> _Brief_: All of the records must be repeated exactly.

-=-=-=-=-
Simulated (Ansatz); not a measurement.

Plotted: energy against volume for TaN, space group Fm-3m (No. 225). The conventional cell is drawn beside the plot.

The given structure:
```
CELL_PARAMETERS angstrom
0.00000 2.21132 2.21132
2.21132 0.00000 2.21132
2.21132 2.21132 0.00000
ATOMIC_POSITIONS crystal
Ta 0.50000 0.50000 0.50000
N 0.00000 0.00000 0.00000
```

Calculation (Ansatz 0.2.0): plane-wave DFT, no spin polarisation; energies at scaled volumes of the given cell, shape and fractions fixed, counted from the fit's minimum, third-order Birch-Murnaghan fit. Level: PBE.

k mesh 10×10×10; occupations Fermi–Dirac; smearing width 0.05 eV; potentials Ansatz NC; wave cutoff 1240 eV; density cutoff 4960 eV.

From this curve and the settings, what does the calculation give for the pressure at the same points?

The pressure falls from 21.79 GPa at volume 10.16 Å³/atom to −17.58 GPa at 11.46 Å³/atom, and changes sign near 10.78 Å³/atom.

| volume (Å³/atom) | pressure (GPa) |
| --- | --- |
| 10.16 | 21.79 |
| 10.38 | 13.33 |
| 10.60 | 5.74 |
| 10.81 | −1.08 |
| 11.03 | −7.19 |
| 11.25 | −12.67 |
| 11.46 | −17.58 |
-=-=-=-=-

> _Your response_:
Simulated (Ansatz); not a measurement.

Plotted: energy against volume for TaN, space group Fm-3m (No. 225). The conventional cell is drawn beside the plot.

The given structure:
```
CELL_PARAMETERS angstrom
0.00000 2.21132 2.21132
2.21132 0.00000 2.21132
2.21132 2.21132 0.00000
ATOMIC_POSITIONS crystal
Ta 0.50000 0.50000 0.50000
N 0.00000 0.00000 0.00000
```

Calculation (Ansatz 0.2.0): plane-wave DFT, no spin polarisation; energies at scaled volumes of the given cell, shape and fractions fixed, counted from the fit's minimum, third-order Birch-Murnaghan fit. Level: PBE.

k mesh 10×10×10; occupations Fermi–Dirac; smearing width 0.05 eV; potentials Ansatz NC; wave cutoff 1240 eV; density cutoff 4960 eV.

From this curve and the settings, what does the calculation give for the pressure at the same points?

The pressure falls from 21.79 GPa at volume 10.16 Å³/atom to −17.58 GPa at 11.46 Å³/atom, and changes sign near 10.78 Å³/atom.

| volume (Å³/atom) | pressure (GPa) |
| --- | --- |
| 10.16 | 21.79 |
| 10.38 | 13.33 |
| 10.60 | 5.74 |
| 10.81 | −1.08 |
| 11.03 | −7.19 |
| 11.25 | −12.67 |
| 11.46 | −17.58 |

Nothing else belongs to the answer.